#### WORK ITEM
Write out the material below exactly, with no line missing.

#### DATA FOR REVIEW
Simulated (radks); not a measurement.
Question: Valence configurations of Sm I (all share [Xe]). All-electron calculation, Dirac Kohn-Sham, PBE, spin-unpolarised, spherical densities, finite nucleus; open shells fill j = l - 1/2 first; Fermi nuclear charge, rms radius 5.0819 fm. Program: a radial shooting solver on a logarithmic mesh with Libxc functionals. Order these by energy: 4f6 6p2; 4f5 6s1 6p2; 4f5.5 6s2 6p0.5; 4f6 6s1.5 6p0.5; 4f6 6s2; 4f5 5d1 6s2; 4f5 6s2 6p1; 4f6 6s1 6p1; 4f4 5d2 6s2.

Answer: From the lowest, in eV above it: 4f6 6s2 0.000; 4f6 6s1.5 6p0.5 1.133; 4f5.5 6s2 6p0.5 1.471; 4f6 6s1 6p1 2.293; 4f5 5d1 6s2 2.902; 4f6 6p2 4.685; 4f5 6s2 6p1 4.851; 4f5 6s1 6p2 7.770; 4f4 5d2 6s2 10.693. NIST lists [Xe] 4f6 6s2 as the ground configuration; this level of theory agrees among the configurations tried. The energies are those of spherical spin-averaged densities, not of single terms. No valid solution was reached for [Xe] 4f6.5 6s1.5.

#### EXERCISE RESPONSE
Simulated (radks); not a measurement.
Question: Valence configurations of Sm I (all share [Xe]). All-electron calculation, Dirac Kohn-Sham, PBE, spin-unpolarised, spherical densities, finite nucleus; open shells fill j = l - 1/2 first; Fermi nuclear charge, rms radius 5.0819 fm. Program: a radial shooting solver on a logarithmic mesh with Libxc functionals. Order these by energy: 4f6 6p2; 4f5 6s1 6p2; 4f5.5 6s2 6p0.5; 4f6 6s1.5 6p0.5; 4f6 6s2; 4f5 5d1 6s2; 4f5 6s2 6p1; 4f6 6s1 6p1; 4f4 5d2 6s2.

Answer: From the lowest, in eV above it: 4f6 6s2 0.000; 4f6 6s1.5 6p0.5 1.133; 4f5.5 6s2 6p0.5 1.471; 4f6 6s1 6p1 2.293; 4f5 5d1 6s2 2.902; 4f6 6p2 4.685; 4f5 6s2 6p1 4.851; 4f5 6s1 6p2 7.770; 4f4 5d2 6s2 10.693. NIST lists [Xe] 4f6 6s2 as the ground configuration; this level of theory agrees among the configurations tried. The energies are those of spherical spin-averaged densities, not of single terms. No valid solution was reached for [Xe] 4f6.5 6s1.5.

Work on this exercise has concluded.